Action item
In the material below, find the line containing "Wanted: density of" and the line containing "What the run", then reproduce exactly both of them and every line between, and nothing else.

Data shown
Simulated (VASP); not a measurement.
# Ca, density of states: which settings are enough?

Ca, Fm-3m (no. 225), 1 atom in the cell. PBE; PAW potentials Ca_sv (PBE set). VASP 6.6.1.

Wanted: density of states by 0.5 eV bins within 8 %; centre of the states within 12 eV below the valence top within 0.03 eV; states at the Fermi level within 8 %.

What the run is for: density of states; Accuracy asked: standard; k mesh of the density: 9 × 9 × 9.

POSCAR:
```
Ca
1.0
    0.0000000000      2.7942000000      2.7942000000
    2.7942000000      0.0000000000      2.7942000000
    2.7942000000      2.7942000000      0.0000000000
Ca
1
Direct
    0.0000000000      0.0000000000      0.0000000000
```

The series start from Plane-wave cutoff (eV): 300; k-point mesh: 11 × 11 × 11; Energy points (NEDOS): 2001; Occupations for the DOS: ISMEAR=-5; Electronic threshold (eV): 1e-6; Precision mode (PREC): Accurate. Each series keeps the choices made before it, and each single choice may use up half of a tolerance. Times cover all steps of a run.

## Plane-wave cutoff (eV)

Task response
Wanted: density of states by 0.5 eV bins within 8 %; centre of the states within 12 eV below the valence top within 0.03 eV; states at the Fermi level within 8 %.

What the run is for: density of states; Accuracy asked: standard; k mesh of the density: 9 × 9 × 9.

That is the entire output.